§ **WORK REQUEST**:
Copy out the listing below, keeping every character as is.

§ **INFORMATION**:
*** Begin section ***
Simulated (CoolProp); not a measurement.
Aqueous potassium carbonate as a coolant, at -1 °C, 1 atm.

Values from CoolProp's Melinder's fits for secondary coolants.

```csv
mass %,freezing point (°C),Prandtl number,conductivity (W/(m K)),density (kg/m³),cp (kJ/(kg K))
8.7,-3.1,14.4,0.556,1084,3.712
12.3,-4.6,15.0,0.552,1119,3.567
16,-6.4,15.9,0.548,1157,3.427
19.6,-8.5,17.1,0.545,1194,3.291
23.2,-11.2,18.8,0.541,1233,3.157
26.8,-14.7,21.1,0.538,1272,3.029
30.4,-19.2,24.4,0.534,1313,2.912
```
*** End section ***

§ **RESPONSE**:
Simulated (CoolProp); not a measurement.
Aqueous potassium carbonate as a coolant, at -1 °C, 1 atm.

Values from CoolProp's Melinder's fits for secondary coolants.

```csv
mass %,freezing point (°C),Prandtl number,conductivity (W/(m K)),density (kg/m³),cp (kJ/(kg K))
8.7,-3.1,14.4,0.556,1084,3.712
12.3,-4.6,15.0,0.552,1119,3.567
16,-6.4,15.9,0.548,1157,3.427
19.6,-8.5,17.1,0.545,1194,3.291
23.2,-11.2,18.8,0.541,1233,3.157
26.8,-14.7,21.1,0.538,1272,3.029
30.4,-19.2,24.4,0.534,1313,2.912
```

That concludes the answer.